▸ **Action item**
Each line below should be restated word for word.

▸ **Data records**
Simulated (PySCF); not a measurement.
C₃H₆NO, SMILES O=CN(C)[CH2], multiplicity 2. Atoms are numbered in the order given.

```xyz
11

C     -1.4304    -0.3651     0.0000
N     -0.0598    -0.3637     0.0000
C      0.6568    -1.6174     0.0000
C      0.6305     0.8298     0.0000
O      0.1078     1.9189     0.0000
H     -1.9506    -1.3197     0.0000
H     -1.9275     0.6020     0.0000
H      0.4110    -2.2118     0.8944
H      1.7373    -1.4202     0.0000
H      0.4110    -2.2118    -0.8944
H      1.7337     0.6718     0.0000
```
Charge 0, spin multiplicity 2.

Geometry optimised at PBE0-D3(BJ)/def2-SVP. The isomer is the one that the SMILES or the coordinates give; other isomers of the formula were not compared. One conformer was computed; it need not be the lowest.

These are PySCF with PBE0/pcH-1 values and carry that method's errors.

▸ **Written reply**
Simulated (PySCF); not a measurement.
C₃H₆NO, SMILES O=CN(C)[CH2], multiplicity 2. Atoms are numbered in the order given.

```xyz
11

C     -1.4304    -0.3651     0.0000
N     -0.0598    -0.3637     0.0000
C      0.6568    -1.6174     0.0000
C      0.6305     0.8298     0.0000
O      0.1078     1.9189     0.0000
H     -1.9506    -1.3197     0.0000
H     -1.9275     0.6020     0.0000
H      0.4110    -2.2118     0.8944
H      1.7373    -1.4202     0.0000
H      0.4110    -2.2118    -0.8944
H      1.7337     0.6718     0.0000
```
Charge 0, spin multiplicity 2.

Geometry optimised at PBE0-D3(BJ)/def2-SVP. The isomer is the one that the SMILES or the coordinates give; other isomers of the formula were not compared. One conformer was computed; it need not be the lowest.

These are PySCF with PBE0/pcH-1 values and carry that method's errors.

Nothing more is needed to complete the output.